________________________

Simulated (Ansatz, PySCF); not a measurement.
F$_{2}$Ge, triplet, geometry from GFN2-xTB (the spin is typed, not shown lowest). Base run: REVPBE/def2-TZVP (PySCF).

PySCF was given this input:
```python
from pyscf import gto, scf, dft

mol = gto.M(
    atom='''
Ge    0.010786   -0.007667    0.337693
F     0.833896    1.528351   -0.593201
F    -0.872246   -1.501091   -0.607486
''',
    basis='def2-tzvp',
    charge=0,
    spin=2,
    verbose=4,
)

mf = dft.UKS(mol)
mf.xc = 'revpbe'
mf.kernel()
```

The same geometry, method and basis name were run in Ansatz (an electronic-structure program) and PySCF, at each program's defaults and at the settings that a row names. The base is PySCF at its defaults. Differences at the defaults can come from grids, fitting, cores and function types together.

________________________

Work order
Could every record be printed again exactly as it reads?

Exercise response
Simulated (Ansatz, PySCF); not a measurement.
F$_{2}$Ge, triplet, geometry from GFN2-xTB (the spin is typed, not shown lowest). Base run: REVPBE/def2-TZVP (PySCF).

PySCF was given this input:
```python
from pyscf import gto, scf, dft

mol = gto.M(
    atom='''
Ge    0.010786   -0.007667    0.337693
F     0.833896    1.528351   -0.593201
F    -0.872246   -1.501091   -0.607486
''',
    basis='def2-tzvp',
    charge=0,
    spin=2,
    verbose=4,
)

mf = dft.UKS(mol)
mf.xc = 'revpbe'
mf.kernel()
```

The same geometry, method and basis name were run in Ansatz (an electronic-structure program) and PySCF, at each program's defaults and at the settings that a row names. The base is PySCF at its defaults. Differences at the defaults can come from grids, fitting, cores and function types together.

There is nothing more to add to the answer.